Records provided »
══════════
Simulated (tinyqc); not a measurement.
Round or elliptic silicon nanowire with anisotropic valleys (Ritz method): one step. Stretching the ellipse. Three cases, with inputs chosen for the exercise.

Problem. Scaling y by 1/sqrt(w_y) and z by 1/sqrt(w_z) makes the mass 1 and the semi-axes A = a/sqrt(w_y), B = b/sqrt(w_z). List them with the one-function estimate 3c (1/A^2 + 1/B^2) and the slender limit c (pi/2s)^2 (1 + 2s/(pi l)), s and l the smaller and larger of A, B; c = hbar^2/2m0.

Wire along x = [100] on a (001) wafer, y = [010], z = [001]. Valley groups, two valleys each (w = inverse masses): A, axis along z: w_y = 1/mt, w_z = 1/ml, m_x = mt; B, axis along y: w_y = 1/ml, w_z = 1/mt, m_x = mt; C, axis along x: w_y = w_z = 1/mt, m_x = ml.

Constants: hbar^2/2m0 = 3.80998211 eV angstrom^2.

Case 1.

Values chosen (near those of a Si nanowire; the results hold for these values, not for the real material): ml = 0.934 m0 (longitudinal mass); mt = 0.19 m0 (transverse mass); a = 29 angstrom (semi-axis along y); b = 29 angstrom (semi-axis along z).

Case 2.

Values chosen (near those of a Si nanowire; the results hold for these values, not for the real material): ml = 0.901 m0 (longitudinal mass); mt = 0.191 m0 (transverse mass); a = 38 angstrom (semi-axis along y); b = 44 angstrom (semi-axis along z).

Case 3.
══════════

Work request » Each line from the top of the listing down to and including the one containing "44 angstrom (semi-axis along z)." should be transcribed exactly; nothing else is to be output.

Exercise response »
Simulated (tinyqc); not a measurement.
Round or elliptic silicon nanowire with anisotropic valleys (Ritz method): one step. Stretching the ellipse. Three cases, with inputs chosen for the exercise.

Problem. Scaling y by 1/sqrt(w_y) and z by 1/sqrt(w_z) makes the mass 1 and the semi-axes A = a/sqrt(w_y), B = b/sqrt(w_z). List them with the one-function estimate 3c (1/A^2 + 1/B^2) and the slender limit c (pi/2s)^2 (1 + 2s/(pi l)), s and l the smaller and larger of A, B; c = hbar^2/2m0.

Wire along x = [100] on a (001) wafer, y = [010], z = [001]. Valley groups, two valleys each (w = inverse masses): A, axis along z: w_y = 1/mt, w_z = 1/ml, m_x = mt; B, axis along y: w_y = 1/ml, w_z = 1/mt, m_x = mt; C, axis along x: w_y = w_z = 1/mt, m_x = ml.

Constants: hbar^2/2m0 = 3.80998211 eV angstrom^2.

Case 1.

Values chosen (near those of a Si nanowire; the results hold for these values, not for the real material): ml = 0.934 m0 (longitudinal mass); mt = 0.19 m0 (transverse mass); a = 29 angstrom (semi-axis along y); b = 29 angstrom (semi-axis along z).

Case 2.

Values chosen (near those of a Si nanowire; the results hold for these values, not for the real material): ml = 0.901 m0 (longitudinal mass); mt = 0.191 m0 (transverse mass); a = 38 angstrom (semi-axis along y); b = 44 angstrom (semi-axis along z).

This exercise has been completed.